## Activity
Repeat exactly the lines from the start of the records below through the line that contains "Each row is", including both.

*** Opening Source material ***

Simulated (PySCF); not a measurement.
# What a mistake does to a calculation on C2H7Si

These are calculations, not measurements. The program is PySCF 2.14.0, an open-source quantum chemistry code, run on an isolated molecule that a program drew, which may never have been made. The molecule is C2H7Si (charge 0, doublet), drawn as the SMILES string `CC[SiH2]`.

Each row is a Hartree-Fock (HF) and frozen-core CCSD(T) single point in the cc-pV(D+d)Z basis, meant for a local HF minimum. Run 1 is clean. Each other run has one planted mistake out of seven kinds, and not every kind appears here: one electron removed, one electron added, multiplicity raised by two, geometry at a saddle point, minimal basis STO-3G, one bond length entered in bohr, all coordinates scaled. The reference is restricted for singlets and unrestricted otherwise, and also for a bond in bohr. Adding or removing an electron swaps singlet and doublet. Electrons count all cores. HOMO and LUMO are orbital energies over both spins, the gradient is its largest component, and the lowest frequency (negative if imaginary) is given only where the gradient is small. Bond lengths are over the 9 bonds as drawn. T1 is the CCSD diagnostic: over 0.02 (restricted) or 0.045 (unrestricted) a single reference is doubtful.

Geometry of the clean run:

*** Closing Source material ***

## Exercise response
Simulated (PySCF); not a measurement.
# What a mistake does to a calculation on C2H7Si

These are calculations, not measurements. The program is PySCF 2.14.0, an open-source quantum chemistry code, run on an isolated molecule that a program drew, which may never have been made. The molecule is C2H7Si (charge 0, doublet), drawn as the SMILES string `CC[SiH2]`.

Each row is a Hartree-Fock (HF) and frozen-core CCSD(T) single point in the cc-pV(D+d)Z basis, meant for a local HF minimum. Run 1 is clean. Each other run has one planted mistake out of seven kinds, and not every kind appears here: one electron removed, one electron added, multiplicity raised by two, geometry at a saddle point, minimal basis STO-3G, one bond length entered in bohr, all coordinates scaled. The reference is restricted for singlets and unrestricted otherwise, and also for a bond in bohr. Adding or removing an electron swaps singlet and doublet. Electrons count all cores. HOMO and LUMO are orbital energies over both spins, the gradient is its largest component, and the lowest frequency (negative if imaginary) is given only where the gradient is small. Bond lengths are over the 9 bonds as drawn. T1 is the CCSD diagnostic: over 0.02 (restricted) or 0.045 (unrestricted) a single reference is doubtful.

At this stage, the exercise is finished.